**Brief:**
Every single entry that follows must be copied exactly.

**Data for analysis:**
Content starts

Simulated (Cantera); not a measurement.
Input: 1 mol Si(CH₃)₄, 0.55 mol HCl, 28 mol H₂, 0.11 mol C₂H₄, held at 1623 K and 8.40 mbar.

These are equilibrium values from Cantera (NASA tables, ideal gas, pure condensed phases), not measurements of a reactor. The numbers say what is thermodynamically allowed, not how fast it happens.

Content ends

**Solution:**
Simulated (Cantera); not a measurement.
Input: 1 mol Si(CH₃)₄, 0.55 mol HCl, 28 mol H₂, 0.11 mol C₂H₄, held at 1623 K and 8.40 mbar.

These are equilibrium values from Cantera (NASA tables, ideal gas, pure condensed phases), not measurements of a reactor. The numbers say what is thermodynamically allowed, not how fast it happens.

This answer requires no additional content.